* **EXERCISE**:
Retype, exactly as they appear below, the lines between the line holding "Structure used (PBE0-D3(BJ)/def2-SVP), in" and the line holding "Answer: Principal values", both ends included.

■ ■ ■ ■ ■

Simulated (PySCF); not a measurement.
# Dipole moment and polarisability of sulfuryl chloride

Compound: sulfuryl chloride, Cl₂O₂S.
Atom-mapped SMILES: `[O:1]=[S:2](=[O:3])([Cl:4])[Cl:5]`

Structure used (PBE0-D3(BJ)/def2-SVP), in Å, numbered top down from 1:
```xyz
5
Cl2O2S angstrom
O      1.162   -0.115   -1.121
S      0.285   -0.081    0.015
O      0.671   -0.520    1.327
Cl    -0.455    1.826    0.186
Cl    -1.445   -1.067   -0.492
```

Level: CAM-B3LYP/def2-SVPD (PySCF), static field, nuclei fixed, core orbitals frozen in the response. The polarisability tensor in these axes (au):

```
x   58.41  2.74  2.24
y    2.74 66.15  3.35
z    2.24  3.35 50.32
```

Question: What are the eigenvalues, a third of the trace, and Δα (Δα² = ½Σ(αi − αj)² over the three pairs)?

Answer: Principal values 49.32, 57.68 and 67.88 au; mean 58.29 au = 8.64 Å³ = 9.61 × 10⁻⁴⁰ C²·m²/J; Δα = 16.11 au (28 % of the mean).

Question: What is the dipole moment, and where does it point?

■ ■ ■ ■ ■

* **EXERCISE RESPONSE**:
Structure used (PBE0-D3(BJ)/def2-SVP), in Å, numbered top down from 1:
```xyz
5
Cl2O2S angstrom
O      1.162   -0.115   -1.121
S      0.285   -0.081    0.015
O      0.671   -0.520    1.327
Cl    -0.455    1.826    0.186
Cl    -1.445   -1.067   -0.492
```

Level: CAM-B3LYP/def2-SVPD (PySCF), static field, nuclei fixed, core orbitals frozen in the response. The polarisability tensor in these axes (au):

```
x   58.41  2.74  2.24
y    2.74 66.15  3.35
z    2.24  3.35 50.32
```

Question: What are the eigenvalues, a third of the trace, and Δα (Δα² = ½Σ(αi − αj)² over the three pairs)?

Answer: Principal values 49.32, 57.68 and 67.88 au; mean 58.29 au = 8.64 Å³ = 9.61 × 10⁻⁴⁰ C²·m²/J; Δα = 16.11 au (28 % of the mean).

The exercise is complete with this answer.